▸ **Stored data**:
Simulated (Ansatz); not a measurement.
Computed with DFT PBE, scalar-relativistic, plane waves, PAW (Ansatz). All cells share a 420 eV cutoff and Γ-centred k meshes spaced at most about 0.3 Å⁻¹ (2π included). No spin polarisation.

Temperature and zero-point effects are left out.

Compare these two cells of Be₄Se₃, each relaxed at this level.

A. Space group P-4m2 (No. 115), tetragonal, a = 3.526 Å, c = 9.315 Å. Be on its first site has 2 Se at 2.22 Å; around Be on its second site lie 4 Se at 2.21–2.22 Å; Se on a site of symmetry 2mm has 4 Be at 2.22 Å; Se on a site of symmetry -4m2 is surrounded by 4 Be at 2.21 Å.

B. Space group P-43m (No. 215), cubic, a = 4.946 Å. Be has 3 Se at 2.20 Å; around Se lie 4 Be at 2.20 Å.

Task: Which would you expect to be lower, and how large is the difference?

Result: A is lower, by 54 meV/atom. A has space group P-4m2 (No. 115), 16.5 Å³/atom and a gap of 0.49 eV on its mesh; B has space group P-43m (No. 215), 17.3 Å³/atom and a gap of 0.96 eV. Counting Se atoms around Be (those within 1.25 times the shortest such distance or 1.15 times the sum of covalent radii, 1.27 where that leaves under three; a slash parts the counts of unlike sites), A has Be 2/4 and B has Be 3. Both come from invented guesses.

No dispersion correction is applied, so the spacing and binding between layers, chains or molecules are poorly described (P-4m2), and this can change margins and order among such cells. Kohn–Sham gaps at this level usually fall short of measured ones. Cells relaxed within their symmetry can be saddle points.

▸ **Brief**:
Your task is to transcribe, with no changes, only the lines of the listing above that lie between the line holding "Task: Which would" and the line holding "Result: A is", inclusive.

▸ **Written answer**:
Task: Which would you expect to be lower, and how large is the difference?

Result: A is lower, by 54 meV/atom. A has space group P-4m2 (No. 115), 16.5 Å³/atom and a gap of 0.49 eV on its mesh; B has space group P-43m (No. 215), 17.3 Å³/atom and a gap of 0.96 eV. Counting Se atoms around Be (those within 1.25 times the shortest such distance or 1.15 times the sum of covalent radii, 1.27 where that leaves under three; a slash parts the counts of unlike sites), A has Be 2/4 and B has Be 3. Both come from invented guesses.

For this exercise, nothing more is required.